*** Block opens ***

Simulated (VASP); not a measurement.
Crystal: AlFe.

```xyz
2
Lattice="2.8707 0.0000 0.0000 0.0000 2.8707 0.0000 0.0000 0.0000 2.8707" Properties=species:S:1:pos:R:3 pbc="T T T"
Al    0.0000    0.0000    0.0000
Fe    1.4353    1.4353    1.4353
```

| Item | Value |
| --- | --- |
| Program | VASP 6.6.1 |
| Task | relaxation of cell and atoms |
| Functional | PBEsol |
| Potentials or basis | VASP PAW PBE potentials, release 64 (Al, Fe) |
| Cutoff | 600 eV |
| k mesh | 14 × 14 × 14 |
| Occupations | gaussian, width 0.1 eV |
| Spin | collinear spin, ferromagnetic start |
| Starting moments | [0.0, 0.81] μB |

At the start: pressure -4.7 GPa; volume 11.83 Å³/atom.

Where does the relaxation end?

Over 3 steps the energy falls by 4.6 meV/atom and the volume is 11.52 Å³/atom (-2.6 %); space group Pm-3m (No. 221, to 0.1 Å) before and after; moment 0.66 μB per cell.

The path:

*** Block closes ***

> [REQUIRED ACTION]:
In the entries above, please find the line with "Functional | PBEsol |" and the line with "Over 3 steps", then write out exactly those two lines and every line between them, and nothing more.

> [ANSWER SPACE]:
| Functional | PBEsol |
| Potentials or basis | VASP PAW PBE potentials, release 64 (Al, Fe) |
| Cutoff | 600 eV |
| k mesh | 14 × 14 × 14 |
| Occupations | gaussian, width 0.1 eV |
| Spin | collinear spin, ferromagnetic start |
| Starting moments | [0.0, 0.81] μB |

At the start: pressure -4.7 GPa; volume 11.83 Å³/atom.

Where does the relaxation end?

Over 3 steps the energy falls by 4.6 meV/atom and the volume is 11.52 Å³/atom (-2.6 %); space group Pm-3m (No. 221, to 0.1 Å) before and after; moment 0.66 μB per cell.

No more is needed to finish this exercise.